» SOURCE INFORMATION:

------------------------------

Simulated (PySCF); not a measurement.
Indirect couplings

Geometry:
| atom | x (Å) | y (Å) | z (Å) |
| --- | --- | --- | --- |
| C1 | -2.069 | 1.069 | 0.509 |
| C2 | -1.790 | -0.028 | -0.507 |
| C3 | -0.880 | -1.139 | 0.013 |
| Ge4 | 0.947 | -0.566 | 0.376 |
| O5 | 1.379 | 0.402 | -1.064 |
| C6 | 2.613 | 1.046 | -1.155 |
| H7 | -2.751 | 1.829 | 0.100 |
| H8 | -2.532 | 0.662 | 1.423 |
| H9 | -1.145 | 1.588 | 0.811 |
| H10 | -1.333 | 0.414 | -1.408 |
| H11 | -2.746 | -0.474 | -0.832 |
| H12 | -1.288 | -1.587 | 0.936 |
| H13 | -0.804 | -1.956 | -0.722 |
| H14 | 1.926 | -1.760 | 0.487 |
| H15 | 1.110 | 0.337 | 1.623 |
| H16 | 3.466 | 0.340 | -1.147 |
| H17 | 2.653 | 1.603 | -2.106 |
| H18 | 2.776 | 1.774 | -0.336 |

------------------------------

» REQUIREMENT:
Copy the entries above exactly, but only from the line holding "-1.139 | 0.013 |" through the line holding "1.603 | -2.106 |", both included.

» EXERCISE OUTPUT:
| C3 | -0.880 | -1.139 | 0.013 |
| Ge4 | 0.947 | -0.566 | 0.376 |
| O5 | 1.379 | 0.402 | -1.064 |
| C6 | 2.613 | 1.046 | -1.155 |
| H7 | -2.751 | 1.829 | 0.100 |
| H8 | -2.532 | 0.662 | 1.423 |
| H9 | -1.145 | 1.588 | 0.811 |
| H10 | -1.333 | 0.414 | -1.408 |
| H11 | -2.746 | -0.474 | -0.832 |
| H12 | -1.288 | -1.587 | 0.936 |
| H13 | -0.804 | -1.956 | -0.722 |
| H14 | 1.926 | -1.760 | 0.487 |
| H15 | 1.110 | 0.337 | 1.623 |
| H16 | 3.466 | 0.340 | -1.147 |
| H17 | 2.653 | 1.603 | -2.106 |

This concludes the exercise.